Information:
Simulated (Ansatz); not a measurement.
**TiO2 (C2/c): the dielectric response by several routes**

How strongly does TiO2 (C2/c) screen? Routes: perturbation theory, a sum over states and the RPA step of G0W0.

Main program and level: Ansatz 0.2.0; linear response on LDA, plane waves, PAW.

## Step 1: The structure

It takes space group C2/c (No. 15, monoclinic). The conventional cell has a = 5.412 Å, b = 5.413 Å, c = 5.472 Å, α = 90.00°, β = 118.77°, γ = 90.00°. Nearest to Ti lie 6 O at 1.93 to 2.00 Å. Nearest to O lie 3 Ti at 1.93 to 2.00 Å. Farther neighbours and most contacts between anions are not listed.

Work task:
Restating every entry above word for word is the whole task.

Exercise response:
Simulated (Ansatz); not a measurement.
**TiO2 (C2/c): the dielectric response by several routes**

How strongly does TiO2 (C2/c) screen? Routes: perturbation theory, a sum over states and the RPA step of G0W0.

Main program and level: Ansatz 0.2.0; linear response on LDA, plane waves, PAW.

## Step 1: The structure

It takes space group C2/c (No. 15, monoclinic). The conventional cell has a = 5.412 Å, b = 5.413 Å, c = 5.472 Å, α = 90.00°, β = 118.77°, γ = 90.00°. Nearest to Ti lie 6 O at 1.93 to 2.00 Å. Nearest to O lie 3 Ti at 1.93 to 2.00 Å. Farther neighbours and most contacts between anions are not listed.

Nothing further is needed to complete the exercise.